- **DATASET CONTENT**:
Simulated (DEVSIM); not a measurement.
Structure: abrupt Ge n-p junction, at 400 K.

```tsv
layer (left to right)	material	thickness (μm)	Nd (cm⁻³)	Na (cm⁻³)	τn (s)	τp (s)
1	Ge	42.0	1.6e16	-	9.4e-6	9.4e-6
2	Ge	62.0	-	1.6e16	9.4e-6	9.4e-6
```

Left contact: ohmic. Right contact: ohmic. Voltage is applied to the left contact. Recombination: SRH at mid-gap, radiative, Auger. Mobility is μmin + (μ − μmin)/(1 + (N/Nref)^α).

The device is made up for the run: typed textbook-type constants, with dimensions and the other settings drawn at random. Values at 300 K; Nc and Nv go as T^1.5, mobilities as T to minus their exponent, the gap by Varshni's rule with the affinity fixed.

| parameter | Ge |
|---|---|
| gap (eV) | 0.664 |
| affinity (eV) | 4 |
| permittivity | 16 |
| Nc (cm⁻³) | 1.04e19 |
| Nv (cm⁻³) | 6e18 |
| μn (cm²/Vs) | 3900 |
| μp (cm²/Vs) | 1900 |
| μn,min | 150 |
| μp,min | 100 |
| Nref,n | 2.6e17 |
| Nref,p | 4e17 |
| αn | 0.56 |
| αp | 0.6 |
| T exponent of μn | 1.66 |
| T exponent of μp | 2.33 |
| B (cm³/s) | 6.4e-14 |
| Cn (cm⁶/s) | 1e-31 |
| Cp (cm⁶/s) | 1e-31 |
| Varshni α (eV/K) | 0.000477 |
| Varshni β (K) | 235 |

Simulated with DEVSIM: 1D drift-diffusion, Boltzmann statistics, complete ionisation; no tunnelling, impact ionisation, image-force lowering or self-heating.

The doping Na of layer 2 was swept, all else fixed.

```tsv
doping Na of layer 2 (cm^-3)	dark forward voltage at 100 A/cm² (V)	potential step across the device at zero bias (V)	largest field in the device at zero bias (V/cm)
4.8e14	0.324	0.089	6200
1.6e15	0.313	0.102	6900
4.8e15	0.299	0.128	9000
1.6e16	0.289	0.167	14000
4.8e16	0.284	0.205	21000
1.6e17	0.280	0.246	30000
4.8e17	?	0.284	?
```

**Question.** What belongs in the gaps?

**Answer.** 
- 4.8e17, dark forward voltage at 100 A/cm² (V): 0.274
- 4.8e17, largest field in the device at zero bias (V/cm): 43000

- **EXERCISE**:
Give back exactly the lines of the listing above that run from the line with "(cm²/Vs) | 1900 |" to the line with "- 4.8e17, dark", inclusive.

- **EXERCISE RESPONSE**:
| μp (cm²/Vs) | 1900 |
| μn,min | 150 |
| μp,min | 100 |
| Nref,n | 2.6e17 |
| Nref,p | 4e17 |
| αn | 0.56 |
| αp | 0.6 |
| T exponent of μn | 1.66 |
| T exponent of μp | 2.33 |
| B (cm³/s) | 6.4e-14 |
| Cn (cm⁶/s) | 1e-31 |
| Cp (cm⁶/s) | 1e-31 |
| Varshni α (eV/K) | 0.000477 |
| Varshni β (K) | 235 |

Simulated with DEVSIM: 1D drift-diffusion, Boltzmann statistics, complete ionisation; no tunnelling, impact ionisation, image-force lowering or self-heating.

The doping Na of layer 2 was swept, all else fixed.

```tsv
doping Na of layer 2 (cm^-3)	dark forward voltage at 100 A/cm² (V)	potential step across the device at zero bias (V)	largest field in the device at zero bias (V/cm)
4.8e14	0.324	0.089	6200
1.6e15	0.313	0.102	6900
4.8e15	0.299	0.128	9000
1.6e16	0.289	0.167	14000
4.8e16	0.284	0.205	21000
1.6e17	0.280	0.246	30000
4.8e17	?	0.284	?
```

**Question.** What belongs in the gaps?

**Answer.** 
- 4.8e17, dark forward voltage at 100 A/cm² (V): 0.274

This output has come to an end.